-------- Data supplied

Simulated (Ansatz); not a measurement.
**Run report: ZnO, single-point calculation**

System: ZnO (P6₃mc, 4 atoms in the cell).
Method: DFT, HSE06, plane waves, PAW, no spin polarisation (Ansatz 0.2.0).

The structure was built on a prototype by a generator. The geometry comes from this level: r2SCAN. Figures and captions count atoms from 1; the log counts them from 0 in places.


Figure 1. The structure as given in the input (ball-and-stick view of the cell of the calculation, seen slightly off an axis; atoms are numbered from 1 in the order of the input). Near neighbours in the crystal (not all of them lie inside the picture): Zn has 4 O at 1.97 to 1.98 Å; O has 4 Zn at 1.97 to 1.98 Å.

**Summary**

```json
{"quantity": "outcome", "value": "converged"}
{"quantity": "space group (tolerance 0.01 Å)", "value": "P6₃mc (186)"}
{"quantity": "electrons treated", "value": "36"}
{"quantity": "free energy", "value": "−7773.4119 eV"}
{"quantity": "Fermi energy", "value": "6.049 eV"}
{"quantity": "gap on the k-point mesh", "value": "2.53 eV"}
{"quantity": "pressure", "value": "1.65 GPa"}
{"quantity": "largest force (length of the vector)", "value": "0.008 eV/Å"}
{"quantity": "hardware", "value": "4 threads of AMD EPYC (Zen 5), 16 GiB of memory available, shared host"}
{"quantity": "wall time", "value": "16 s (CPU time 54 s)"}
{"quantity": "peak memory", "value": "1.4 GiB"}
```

----------------

All the records, from start to finish, are to be repeated exactly.

> [Written solution]:
Simulated (Ansatz); not a measurement.
**Run report: ZnO, single-point calculation**

System: ZnO (P6₃mc, 4 atoms in the cell).
Method: DFT, HSE06, plane waves, PAW, no spin polarisation (Ansatz 0.2.0).

The structure was built on a prototype by a generator. The geometry comes from this level: r2SCAN. Figures and captions count atoms from 1; the log counts them from 0 in places.


Figure 1. The structure as given in the input (ball-and-stick view of the cell of the calculation, seen slightly off an axis; atoms are numbered from 1 in the order of the input). Near neighbours in the crystal (not all of them lie inside the picture): Zn has 4 O at 1.97 to 1.98 Å; O has 4 Zn at 1.97 to 1.98 Å.

**Summary**

```json
{"quantity": "outcome", "value": "converged"}
{"quantity": "space group (tolerance 0.01 Å)", "value": "P6₃mc (186)"}
{"quantity": "electrons treated", "value": "36"}
{"quantity": "free energy", "value": "−7773.4119 eV"}
{"quantity": "Fermi energy", "value": "6.049 eV"}
{"quantity": "gap on the k-point mesh", "value": "2.53 eV"}
{"quantity": "pressure", "value": "1.65 GPa"}
{"quantity": "largest force (length of the vector)", "value": "0.008 eV/Å"}
{"quantity": "hardware", "value": "4 threads of AMD EPYC (Zen 5), 16 GiB of memory available, shared host"}
{"quantity": "wall time", "value": "16 s (CPU time 54 s)"}
{"quantity": "peak memory", "value": "1.4 GiB"}
```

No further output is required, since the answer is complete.